→ **EXTRACTED RECORDS**:
_____

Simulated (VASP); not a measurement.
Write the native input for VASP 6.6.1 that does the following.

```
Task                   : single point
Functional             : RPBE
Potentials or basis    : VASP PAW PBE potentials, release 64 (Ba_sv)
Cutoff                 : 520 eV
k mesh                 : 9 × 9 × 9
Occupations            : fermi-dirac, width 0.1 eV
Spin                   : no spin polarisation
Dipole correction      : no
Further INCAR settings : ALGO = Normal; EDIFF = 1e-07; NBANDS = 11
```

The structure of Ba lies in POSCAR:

_____

→ **WORK TASK**: Repeat the lines above exactly.

→ **RESPONSE**:
Simulated (VASP); not a measurement.
Write the native input for VASP 6.6.1 that does the following.

```
Task                   : single point
Functional             : RPBE
Potentials or basis    : VASP PAW PBE potentials, release 64 (Ba_sv)
Cutoff                 : 520 eV
k mesh                 : 9 × 9 × 9
Occupations            : fermi-dirac, width 0.1 eV
Spin                   : no spin polarisation
Dipole correction      : no
Further INCAR settings : ALGO = Normal; EDIFF = 1e-07; NBANDS = 11
```

The structure of Ba lies in POSCAR:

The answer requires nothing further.